* **Exercise**
Give again, word for word, each line from the top of the listing through the line that holds "Atoms are numbered in this order, from 1.".

━━ Listed entries ━━

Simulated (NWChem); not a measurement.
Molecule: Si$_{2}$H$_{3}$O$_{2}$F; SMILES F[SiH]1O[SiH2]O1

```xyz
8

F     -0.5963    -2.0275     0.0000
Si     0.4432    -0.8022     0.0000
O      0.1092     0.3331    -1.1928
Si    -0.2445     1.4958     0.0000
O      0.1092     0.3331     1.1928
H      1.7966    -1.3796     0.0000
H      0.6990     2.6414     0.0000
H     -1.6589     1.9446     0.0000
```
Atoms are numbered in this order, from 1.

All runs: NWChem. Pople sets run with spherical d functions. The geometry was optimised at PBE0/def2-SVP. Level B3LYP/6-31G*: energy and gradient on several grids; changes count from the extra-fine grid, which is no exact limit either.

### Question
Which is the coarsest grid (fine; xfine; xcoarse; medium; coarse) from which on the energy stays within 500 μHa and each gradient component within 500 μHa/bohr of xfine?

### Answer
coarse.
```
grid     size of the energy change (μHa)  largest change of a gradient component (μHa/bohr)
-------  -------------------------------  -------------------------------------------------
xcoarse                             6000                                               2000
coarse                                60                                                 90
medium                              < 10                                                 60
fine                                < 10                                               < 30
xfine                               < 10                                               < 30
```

━━━

* **Reply**
Simulated (NWChem); not a measurement.
Molecule: Si$_{2}$H$_{3}$O$_{2}$F; SMILES F[SiH]1O[SiH2]O1

```xyz
8

F     -0.5963    -2.0275     0.0000
Si     0.4432    -0.8022     0.0000
O      0.1092     0.3331    -1.1928
Si    -0.2445     1.4958     0.0000
O      0.1092     0.3331     1.1928
H      1.7966    -1.3796     0.0000
H      0.6990     2.6414     0.0000
H     -1.6589     1.9446     0.0000
```
Atoms are numbered in this order, from 1.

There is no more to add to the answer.